[Assignment]:
Repeat nothing but the lines below running from the one containing "Q: Tabulate Vzz, the" to the one containing "A: on C: 201". Keep both end lines.

[Data for analysis]:
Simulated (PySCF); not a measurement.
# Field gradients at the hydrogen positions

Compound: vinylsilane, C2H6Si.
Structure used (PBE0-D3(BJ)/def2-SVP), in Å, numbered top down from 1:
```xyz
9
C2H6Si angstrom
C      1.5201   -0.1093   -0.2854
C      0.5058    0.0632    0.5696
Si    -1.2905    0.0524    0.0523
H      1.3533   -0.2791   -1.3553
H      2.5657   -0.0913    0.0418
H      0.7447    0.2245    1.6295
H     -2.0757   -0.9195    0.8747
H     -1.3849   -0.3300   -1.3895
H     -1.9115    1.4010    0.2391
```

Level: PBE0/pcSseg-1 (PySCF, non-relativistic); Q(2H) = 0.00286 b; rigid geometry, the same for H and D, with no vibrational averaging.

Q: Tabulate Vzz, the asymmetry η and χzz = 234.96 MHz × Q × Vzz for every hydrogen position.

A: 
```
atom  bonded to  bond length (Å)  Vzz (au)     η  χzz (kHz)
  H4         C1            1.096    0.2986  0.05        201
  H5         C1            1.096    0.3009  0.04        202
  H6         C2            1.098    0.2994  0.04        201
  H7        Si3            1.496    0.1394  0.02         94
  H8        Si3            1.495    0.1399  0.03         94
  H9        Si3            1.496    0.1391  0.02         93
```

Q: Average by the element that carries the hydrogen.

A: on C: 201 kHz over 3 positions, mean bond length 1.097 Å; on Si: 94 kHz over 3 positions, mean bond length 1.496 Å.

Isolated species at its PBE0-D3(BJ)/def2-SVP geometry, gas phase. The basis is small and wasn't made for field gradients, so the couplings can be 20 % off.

[Written response]:
Q: Tabulate Vzz, the asymmetry η and χzz = 234.96 MHz × Q × Vzz for every hydrogen position.

A: 
```
atom  bonded to  bond length (Å)  Vzz (au)     η  χzz (kHz)
  H4         C1            1.096    0.2986  0.05        201
  H5         C1            1.096    0.3009  0.04        202
  H6         C2            1.098    0.2994  0.04        201
  H7        Si3            1.496    0.1394  0.02         94
  H8        Si3            1.495    0.1399  0.03         94
  H9        Si3            1.496    0.1391  0.02         93
```

Q: Average by the element that carries the hydrogen.

A: on C: 201 kHz over 3 positions, mean bond length 1.097 Å; on Si: 94 kHz over 3 positions, mean bond length 1.496 Å.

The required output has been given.